- **Assigned task**: In the data below, one line contains "0.624 | 0.000930 |" and a later one contains "0.624 | 0.000792 |". Print both, with every line between them, exactly and alone.

- **Given entries**:
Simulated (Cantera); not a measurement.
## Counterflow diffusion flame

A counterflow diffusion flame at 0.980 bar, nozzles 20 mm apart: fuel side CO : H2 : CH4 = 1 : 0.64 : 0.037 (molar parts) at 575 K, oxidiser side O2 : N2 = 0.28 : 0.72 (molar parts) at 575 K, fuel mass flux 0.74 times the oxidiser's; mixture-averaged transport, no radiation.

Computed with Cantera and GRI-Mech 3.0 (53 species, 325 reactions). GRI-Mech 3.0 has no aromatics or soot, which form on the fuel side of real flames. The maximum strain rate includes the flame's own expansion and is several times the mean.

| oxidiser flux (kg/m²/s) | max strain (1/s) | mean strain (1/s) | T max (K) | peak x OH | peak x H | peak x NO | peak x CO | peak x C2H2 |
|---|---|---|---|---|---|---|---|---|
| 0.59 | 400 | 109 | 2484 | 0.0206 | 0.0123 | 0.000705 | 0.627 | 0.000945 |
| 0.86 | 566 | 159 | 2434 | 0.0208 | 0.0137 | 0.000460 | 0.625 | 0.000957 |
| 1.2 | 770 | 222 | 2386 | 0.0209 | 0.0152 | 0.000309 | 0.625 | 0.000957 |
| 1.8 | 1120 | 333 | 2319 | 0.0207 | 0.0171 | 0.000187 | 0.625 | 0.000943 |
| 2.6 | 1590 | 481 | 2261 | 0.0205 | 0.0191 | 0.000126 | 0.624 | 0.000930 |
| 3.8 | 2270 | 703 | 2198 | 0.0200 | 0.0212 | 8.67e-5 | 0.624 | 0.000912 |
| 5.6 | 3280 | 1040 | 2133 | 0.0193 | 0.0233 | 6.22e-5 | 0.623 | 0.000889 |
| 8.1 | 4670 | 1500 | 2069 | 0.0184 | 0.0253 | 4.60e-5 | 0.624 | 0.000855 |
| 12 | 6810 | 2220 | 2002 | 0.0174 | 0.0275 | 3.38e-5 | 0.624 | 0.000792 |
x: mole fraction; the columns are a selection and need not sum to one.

- **Exercise response**:
| 2.6 | 1590 | 481 | 2261 | 0.0205 | 0.0191 | 0.000126 | 0.624 | 0.000930 |
| 3.8 | 2270 | 703 | 2198 | 0.0200 | 0.0212 | 8.67e-5 | 0.624 | 0.000912 |
| 5.6 | 3280 | 1040 | 2133 | 0.0193 | 0.0233 | 6.22e-5 | 0.623 | 0.000889 |
| 8.1 | 4670 | 1500 | 2069 | 0.0184 | 0.0253 | 4.60e-5 | 0.624 | 0.000855 |
| 12 | 6810 | 2220 | 2002 | 0.0174 | 0.0275 | 3.38e-5 | 0.624 | 0.000792 |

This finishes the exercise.